(Work item): Retype all of the entries word for word.

(Data excerpts):
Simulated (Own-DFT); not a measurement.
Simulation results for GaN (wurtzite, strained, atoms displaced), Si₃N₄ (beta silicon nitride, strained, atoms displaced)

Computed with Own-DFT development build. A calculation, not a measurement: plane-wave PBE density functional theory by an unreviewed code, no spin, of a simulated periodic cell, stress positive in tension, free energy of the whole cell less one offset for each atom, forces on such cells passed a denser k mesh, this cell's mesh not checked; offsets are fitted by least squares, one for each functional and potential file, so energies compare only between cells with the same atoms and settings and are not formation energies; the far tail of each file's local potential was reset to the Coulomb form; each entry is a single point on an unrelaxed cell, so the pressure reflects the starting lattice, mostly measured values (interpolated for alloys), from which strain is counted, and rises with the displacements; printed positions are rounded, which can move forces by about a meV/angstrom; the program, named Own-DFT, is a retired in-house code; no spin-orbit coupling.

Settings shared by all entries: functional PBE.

(Exercise solution):
Simulated (Own-DFT); not a measurement.
Simulation results for GaN (wurtzite, strained, atoms displaced), Si₃N₄ (beta silicon nitride, strained, atoms displaced)

Computed with Own-DFT development build. A calculation, not a measurement: plane-wave PBE density functional theory by an unreviewed code, no spin, of a simulated periodic cell, stress positive in tension, free energy of the whole cell less one offset for each atom, forces on such cells passed a denser k mesh, this cell's mesh not checked; offsets are fitted by least squares, one for each functional and potential file, so energies compare only between cells with the same atoms and settings and are not formation energies; the far tail of each file's local potential was reset to the Coulomb form; each entry is a single point on an unrelaxed cell, so the pressure reflects the starting lattice, mostly measured values (interpolated for alloys), from which strain is counted, and rises with the displacements; printed positions are rounded, which can move forces by about a meV/angstrom; the program, named Own-DFT, is a retired in-house code; no spin-orbit coupling.

Settings shared by all entries: functional PBE.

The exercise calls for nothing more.